*Work request*: Reproduce each of the entries that follow, exactly.

*Information supplied*:
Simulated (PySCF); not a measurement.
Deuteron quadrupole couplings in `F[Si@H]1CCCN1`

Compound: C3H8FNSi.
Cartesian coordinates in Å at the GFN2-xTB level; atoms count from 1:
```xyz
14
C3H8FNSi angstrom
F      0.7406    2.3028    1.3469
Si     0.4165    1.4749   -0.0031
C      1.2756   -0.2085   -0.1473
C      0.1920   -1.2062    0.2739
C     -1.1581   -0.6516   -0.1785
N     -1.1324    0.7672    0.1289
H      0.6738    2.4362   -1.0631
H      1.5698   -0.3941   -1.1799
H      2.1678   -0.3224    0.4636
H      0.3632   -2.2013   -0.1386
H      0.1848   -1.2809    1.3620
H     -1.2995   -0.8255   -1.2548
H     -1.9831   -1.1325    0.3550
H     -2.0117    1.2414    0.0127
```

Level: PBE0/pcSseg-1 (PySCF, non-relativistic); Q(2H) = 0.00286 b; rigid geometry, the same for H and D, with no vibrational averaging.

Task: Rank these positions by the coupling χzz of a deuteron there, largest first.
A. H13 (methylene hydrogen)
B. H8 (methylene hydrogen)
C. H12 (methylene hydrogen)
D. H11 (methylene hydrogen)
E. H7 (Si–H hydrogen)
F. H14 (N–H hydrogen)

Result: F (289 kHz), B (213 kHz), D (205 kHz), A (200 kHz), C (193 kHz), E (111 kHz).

*Task answer*:
Simulated (PySCF); not a measurement.
Deuteron quadrupole couplings in `F[Si@H]1CCCN1`

Compound: C3H8FNSi.
Cartesian coordinates in Å at the GFN2-xTB level; atoms count from 1:
```xyz
14
C3H8FNSi angstrom
F      0.7406    2.3028    1.3469
Si     0.4165    1.4749   -0.0031
C      1.2756   -0.2085   -0.1473
C      0.1920   -1.2062    0.2739
C     -1.1581   -0.6516   -0.1785
N     -1.1324    0.7672    0.1289
H      0.6738    2.4362   -1.0631
H      1.5698   -0.3941   -1.1799
H      2.1678   -0.3224    0.4636
H      0.3632   -2.2013   -0.1386
H      0.1848   -1.2809    1.3620
H     -1.2995   -0.8255   -1.2548
H     -1.9831   -1.1325    0.3550
H     -2.0117    1.2414    0.0127
```

Level: PBE0/pcSseg-1 (PySCF, non-relativistic); Q(2H) = 0.00286 b; rigid geometry, the same for H and D, with no vibrational averaging.

Task: Rank these positions by the coupling χzz of a deuteron there, largest first.
A. H13 (methylene hydrogen)
B. H8 (methylene hydrogen)
C. H12 (methylene hydrogen)
D. H11 (methylene hydrogen)
E. H7 (Si–H hydrogen)
F. H14 (N–H hydrogen)

Result: F (289 kHz), B (213 kHz), D (205 kHz), A (200 kHz), C (193 kHz), E (111 kHz).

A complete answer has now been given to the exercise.